Records shown:
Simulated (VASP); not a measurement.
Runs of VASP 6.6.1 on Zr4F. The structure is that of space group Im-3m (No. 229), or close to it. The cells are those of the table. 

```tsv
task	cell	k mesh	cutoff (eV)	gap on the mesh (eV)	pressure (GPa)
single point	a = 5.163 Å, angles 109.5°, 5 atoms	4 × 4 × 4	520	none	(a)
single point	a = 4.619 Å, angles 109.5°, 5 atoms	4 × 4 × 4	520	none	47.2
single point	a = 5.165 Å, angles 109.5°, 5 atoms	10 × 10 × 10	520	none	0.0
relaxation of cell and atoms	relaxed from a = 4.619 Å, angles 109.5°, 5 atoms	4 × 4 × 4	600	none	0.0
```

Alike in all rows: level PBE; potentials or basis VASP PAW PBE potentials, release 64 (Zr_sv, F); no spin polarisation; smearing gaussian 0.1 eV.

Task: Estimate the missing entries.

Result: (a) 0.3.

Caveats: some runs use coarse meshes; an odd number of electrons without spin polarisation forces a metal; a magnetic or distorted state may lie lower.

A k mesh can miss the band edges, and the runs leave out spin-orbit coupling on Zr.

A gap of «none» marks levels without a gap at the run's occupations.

Exercise: Exactly those lines that run from the start of the listing to the line containing "A k mesh can" should be output, and no others.

Written response:
Simulated (VASP); not a measurement.
Runs of VASP 6.6.1 on Zr4F. The structure is that of space group Im-3m (No. 229), or close to it. The cells are those of the table. 

```tsv
task	cell	k mesh	cutoff (eV)	gap on the mesh (eV)	pressure (GPa)
single point	a = 5.163 Å, angles 109.5°, 5 atoms	4 × 4 × 4	520	none	(a)
single point	a = 4.619 Å, angles 109.5°, 5 atoms	4 × 4 × 4	520	none	47.2
single point	a = 5.165 Å, angles 109.5°, 5 atoms	10 × 10 × 10	520	none	0.0
relaxation of cell and atoms	relaxed from a = 4.619 Å, angles 109.5°, 5 atoms	4 × 4 × 4	600	none	0.0
```

Alike in all rows: level PBE; potentials or basis VASP PAW PBE potentials, release 64 (Zr_sv, F); no spin polarisation; smearing gaussian 0.1 eV.

Task: Estimate the missing entries.

Result: (a) 0.3.

Caveats: some runs use coarse meshes; an odd number of electrons without spin polarisation forces a metal; a magnetic or distorted state may lie lower.

A k mesh can miss the band edges, and the runs leave out spin-orbit coupling on Zr.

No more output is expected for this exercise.